**Recorded data:**
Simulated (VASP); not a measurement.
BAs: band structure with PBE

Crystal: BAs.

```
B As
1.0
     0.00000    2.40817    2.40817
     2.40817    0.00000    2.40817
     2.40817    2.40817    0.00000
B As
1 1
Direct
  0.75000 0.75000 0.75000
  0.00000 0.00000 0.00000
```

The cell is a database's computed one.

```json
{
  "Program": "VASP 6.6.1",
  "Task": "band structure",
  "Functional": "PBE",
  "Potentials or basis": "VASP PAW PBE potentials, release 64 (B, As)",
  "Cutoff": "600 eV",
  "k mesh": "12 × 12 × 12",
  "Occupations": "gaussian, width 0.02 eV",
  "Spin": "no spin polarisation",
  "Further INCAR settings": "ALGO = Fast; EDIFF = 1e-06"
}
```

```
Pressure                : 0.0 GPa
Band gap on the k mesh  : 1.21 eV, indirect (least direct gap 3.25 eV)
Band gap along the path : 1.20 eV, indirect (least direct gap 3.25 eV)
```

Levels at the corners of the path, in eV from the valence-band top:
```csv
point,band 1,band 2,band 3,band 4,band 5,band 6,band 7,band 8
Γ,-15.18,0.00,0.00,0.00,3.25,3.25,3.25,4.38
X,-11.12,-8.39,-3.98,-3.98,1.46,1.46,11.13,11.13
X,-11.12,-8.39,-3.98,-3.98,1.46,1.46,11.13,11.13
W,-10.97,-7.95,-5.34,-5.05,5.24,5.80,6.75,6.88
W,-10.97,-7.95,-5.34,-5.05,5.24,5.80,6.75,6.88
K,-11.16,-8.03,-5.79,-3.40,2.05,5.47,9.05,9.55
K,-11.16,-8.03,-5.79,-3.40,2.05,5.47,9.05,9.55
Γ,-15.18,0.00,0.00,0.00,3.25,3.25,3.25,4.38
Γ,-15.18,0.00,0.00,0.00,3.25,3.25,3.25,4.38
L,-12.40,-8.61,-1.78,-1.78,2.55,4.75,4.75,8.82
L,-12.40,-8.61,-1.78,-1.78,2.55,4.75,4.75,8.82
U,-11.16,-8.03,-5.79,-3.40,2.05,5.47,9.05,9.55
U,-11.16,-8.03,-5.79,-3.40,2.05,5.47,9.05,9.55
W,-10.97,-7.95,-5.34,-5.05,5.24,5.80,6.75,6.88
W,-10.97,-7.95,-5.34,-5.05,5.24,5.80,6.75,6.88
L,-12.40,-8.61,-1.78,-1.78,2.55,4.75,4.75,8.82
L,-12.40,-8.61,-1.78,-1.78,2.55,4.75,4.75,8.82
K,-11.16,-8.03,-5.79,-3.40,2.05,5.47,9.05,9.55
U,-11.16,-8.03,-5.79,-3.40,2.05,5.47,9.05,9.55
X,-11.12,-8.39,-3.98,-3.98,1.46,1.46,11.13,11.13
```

**Work task:** Up to and including the line with "The cell is a database's computed one.", please return the records exactly, beginning from their first line.

**Response:**
Simulated (VASP); not a measurement.
BAs: band structure with PBE

Crystal: BAs.

```
B As
1.0
     0.00000    2.40817    2.40817
     2.40817    0.00000    2.40817
     2.40817    2.40817    0.00000
B As
1 1
Direct
  0.75000 0.75000 0.75000
  0.00000 0.00000 0.00000
```

The cell is a database's computed one.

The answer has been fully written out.